__DATA TO EXAMINE__
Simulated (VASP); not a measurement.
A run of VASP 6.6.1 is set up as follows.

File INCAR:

__BRIEF__
Write the entries again, exactly as they stand.

__RESPONSE__
Simulated (VASP); not a measurement.
A run of VASP 6.6.1 is set up as follows.

File INCAR:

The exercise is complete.